▸ **Activity**:
From the first line of the material through the line containing "- k mesh: 13 × 13 × 13", restate everything word for word and nothing more.

▸ **Entries shown**:
◆ ◆ ◆

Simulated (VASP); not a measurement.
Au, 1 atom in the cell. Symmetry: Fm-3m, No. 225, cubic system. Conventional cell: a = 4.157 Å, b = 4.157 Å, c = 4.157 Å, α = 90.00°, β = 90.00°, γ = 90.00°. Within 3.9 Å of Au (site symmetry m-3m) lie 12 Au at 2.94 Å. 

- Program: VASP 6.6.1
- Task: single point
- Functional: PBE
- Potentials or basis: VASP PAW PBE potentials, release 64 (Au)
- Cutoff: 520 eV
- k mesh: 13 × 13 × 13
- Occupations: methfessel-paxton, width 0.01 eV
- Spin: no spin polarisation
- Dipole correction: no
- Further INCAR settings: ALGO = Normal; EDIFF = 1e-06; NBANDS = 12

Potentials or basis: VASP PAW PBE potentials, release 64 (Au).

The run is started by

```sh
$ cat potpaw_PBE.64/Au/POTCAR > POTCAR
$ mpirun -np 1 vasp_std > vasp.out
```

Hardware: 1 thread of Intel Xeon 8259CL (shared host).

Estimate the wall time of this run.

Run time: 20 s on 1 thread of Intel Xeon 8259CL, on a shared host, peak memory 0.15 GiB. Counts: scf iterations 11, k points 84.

◆ ◆ ◆

▸ **Task solution**:
Simulated (VASP); not a measurement.
Au, 1 atom in the cell. Symmetry: Fm-3m, No. 225, cubic system. Conventional cell: a = 4.157 Å, b = 4.157 Å, c = 4.157 Å, α = 90.00°, β = 90.00°, γ = 90.00°. Within 3.9 Å of Au (site symmetry m-3m) lie 12 Au at 2.94 Å. 

- Program: VASP 6.6.1
- Task: single point
- Functional: PBE
- Potentials or basis: VASP PAW PBE potentials, release 64 (Au)
- Cutoff: 520 eV
- k mesh: 13 × 13 × 13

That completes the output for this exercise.